(Beginning of Records provided)
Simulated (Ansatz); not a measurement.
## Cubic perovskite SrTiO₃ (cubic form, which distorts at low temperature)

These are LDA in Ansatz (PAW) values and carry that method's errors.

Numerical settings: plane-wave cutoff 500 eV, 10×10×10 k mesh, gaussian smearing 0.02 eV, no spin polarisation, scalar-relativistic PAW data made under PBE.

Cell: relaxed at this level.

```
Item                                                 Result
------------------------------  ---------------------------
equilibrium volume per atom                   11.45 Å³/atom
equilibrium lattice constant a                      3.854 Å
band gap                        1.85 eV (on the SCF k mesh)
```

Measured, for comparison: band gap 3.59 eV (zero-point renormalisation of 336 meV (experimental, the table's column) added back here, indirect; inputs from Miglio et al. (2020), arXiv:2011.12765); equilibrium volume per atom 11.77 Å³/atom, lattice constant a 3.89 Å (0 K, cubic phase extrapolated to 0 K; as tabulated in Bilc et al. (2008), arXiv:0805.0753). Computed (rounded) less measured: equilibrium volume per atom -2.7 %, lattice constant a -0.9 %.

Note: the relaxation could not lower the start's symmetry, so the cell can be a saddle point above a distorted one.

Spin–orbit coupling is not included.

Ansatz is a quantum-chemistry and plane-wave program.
(End of Records provided)

(Action item): Your response should hold the lines from the first line of the entries above through the line with "These are LDA", each retyped exactly, and nothing else.

(Exercise solution):
Simulated (Ansatz); not a measurement.
## Cubic perovskite SrTiO₃ (cubic form, which distorts at low temperature)

These are LDA in Ansatz (PAW) values and carry that method's errors.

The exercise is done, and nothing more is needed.